ACTIVITY: Take the data that follows and return it exactly.

========================================================================
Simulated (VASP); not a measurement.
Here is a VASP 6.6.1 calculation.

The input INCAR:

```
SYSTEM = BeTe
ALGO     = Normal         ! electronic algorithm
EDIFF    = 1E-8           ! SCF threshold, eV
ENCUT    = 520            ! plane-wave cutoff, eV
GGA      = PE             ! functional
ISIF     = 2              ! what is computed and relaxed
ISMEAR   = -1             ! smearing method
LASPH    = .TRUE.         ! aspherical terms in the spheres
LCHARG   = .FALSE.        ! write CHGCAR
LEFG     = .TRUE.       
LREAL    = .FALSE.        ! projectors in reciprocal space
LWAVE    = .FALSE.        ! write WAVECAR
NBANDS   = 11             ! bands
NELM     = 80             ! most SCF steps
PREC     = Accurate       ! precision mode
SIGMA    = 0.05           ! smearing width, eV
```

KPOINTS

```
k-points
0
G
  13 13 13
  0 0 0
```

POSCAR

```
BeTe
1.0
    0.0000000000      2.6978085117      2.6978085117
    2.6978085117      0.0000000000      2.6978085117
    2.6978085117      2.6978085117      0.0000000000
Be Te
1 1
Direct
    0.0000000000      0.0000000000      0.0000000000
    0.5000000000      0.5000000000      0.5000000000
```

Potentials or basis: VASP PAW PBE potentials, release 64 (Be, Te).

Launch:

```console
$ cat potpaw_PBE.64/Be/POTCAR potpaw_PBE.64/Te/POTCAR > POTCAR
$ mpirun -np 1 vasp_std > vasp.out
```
========================================================================

YOUR SOLUTION:
Simulated (VASP); not a measurement.
Here is a VASP 6.6.1 calculation.

The input INCAR:

```
SYSTEM = BeTe
ALGO     = Normal         ! electronic algorithm
EDIFF    = 1E-8           ! SCF threshold, eV
ENCUT    = 520            ! plane-wave cutoff, eV
GGA      = PE             ! functional
ISIF     = 2              ! what is computed and relaxed
ISMEAR   = -1             ! smearing method
LASPH    = .TRUE.         ! aspherical terms in the spheres
LCHARG   = .FALSE.        ! write CHGCAR
LEFG     = .TRUE.       
LREAL    = .FALSE.        ! projectors in reciprocal space
LWAVE    = .FALSE.        ! write WAVECAR
NBANDS   = 11             ! bands
NELM     = 80             ! most SCF steps
PREC     = Accurate       ! precision mode
SIGMA    = 0.05           ! smearing width, eV
```

KPOINTS

```
k-points
0
G
  13 13 13
  0 0 0
```

POSCAR

```
BeTe
1.0
    0.0000000000      2.6978085117      2.6978085117
    2.6978085117      0.0000000000      2.6978085117
    2.6978085117      2.6978085117      0.0000000000
Be Te
1 1
Direct
    0.0000000000      0.0000000000      0.0000000000
    0.5000000000      0.5000000000      0.5000000000
```

Potentials or basis: VASP PAW PBE potentials, release 64 (Be, Te).

Launch:

```console
$ cat potpaw_PBE.64/Be/POTCAR potpaw_PBE.64/Te/POTCAR > POTCAR
$ mpirun -np 1 vasp_std > vasp.out
```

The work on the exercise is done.